## ASSIGNMENT:
Among the entries below, find the line with "Structure relaxed at", then quote it and each following line up to and including the line with "Predict the main", and nothing else.

## SUPPLIED INFORMATION:
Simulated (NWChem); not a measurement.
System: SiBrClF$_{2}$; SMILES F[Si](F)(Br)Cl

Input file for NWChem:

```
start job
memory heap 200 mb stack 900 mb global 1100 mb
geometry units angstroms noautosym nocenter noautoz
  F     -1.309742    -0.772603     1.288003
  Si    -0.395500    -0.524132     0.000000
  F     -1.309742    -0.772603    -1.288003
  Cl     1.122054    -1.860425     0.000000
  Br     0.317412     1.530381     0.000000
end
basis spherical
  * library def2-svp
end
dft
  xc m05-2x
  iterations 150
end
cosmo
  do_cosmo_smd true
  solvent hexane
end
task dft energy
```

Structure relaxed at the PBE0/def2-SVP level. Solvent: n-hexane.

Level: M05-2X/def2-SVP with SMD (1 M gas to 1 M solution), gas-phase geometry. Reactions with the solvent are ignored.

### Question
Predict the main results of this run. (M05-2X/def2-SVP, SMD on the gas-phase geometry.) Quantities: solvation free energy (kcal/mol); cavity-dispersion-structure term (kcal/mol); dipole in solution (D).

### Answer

## TASK OUTPUT:
Structure relaxed at the PBE0/def2-SVP level. Solvent: n-hexane.

Level: M05-2X/def2-SVP with SMD (1 M gas to 1 M solution), gas-phase geometry. Reactions with the solvent are ignored.

### Question
Predict the main results of this run. (M05-2X/def2-SVP, SMD on the gas-phase geometry.) Quantities: solvation free energy (kcal/mol); cavity-dispersion-structure term (kcal/mol); dipole in solution (D).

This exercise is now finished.